*Task item*. From the line that contains "cell | 40 | 40 |" through the line that contains "VASP's potentials were", output every line of the listing below exactly and leave out all the rest.

*Excerpted data*.
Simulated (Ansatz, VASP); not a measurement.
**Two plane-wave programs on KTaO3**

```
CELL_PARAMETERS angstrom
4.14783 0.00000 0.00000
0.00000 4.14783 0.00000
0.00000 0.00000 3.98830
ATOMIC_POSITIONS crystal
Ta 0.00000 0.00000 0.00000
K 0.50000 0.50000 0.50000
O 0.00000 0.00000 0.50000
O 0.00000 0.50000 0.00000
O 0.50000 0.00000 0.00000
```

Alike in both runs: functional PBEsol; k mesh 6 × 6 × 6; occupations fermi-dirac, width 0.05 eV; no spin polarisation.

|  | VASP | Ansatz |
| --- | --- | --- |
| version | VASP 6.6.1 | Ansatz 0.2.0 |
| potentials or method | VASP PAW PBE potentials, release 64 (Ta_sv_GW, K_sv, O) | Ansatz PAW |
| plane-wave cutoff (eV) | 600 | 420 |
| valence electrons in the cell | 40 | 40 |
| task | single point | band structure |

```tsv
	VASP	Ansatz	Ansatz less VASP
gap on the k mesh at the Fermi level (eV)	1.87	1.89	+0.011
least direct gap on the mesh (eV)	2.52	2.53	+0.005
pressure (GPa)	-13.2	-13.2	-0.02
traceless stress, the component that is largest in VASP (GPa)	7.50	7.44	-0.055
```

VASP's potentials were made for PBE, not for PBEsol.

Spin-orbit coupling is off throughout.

*Written solution*.
| valence electrons in the cell | 40 | 40 |
| task | single point | band structure |

```tsv
	VASP	Ansatz	Ansatz less VASP
gap on the k mesh at the Fermi level (eV)	1.87	1.89	+0.011
least direct gap on the mesh (eV)	2.52	2.53	+0.005
pressure (GPa)	-13.2	-13.2	-0.02
traceless stress, the component that is largest in VASP (GPa)	7.50	7.44	-0.055
```

VASP's potentials were made for PBE, not for PBEsol.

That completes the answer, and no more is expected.